*-*-*

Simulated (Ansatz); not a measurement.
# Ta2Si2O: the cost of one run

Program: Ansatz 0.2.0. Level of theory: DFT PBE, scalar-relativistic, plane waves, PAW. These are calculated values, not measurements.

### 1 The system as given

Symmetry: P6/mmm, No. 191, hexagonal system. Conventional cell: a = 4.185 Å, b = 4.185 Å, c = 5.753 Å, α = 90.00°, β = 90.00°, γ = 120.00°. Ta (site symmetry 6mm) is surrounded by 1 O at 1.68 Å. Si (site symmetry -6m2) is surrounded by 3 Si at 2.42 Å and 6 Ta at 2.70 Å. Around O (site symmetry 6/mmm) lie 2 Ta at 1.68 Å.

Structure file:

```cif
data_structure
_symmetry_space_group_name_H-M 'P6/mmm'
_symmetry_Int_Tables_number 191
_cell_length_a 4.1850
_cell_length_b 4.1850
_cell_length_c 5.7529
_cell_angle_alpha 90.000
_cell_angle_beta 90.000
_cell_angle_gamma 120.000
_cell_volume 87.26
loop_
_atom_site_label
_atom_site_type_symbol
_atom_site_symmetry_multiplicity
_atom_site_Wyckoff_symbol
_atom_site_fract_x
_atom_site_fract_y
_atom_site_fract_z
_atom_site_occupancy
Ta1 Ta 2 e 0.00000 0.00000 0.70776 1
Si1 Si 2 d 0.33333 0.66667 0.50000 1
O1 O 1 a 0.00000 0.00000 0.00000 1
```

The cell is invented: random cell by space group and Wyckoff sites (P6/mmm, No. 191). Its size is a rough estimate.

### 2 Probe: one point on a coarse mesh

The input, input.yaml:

*-*-*

### Task item
Please print the records above exactly from their first line. End with the line containing "### 1 The system as given", and include it.

### Task response
Simulated (Ansatz); not a measurement.
# Ta2Si2O: the cost of one run

Program: Ansatz 0.2.0. Level of theory: DFT PBE, scalar-relativistic, plane waves, PAW. These are calculated values, not measurements.

### 1 The system as given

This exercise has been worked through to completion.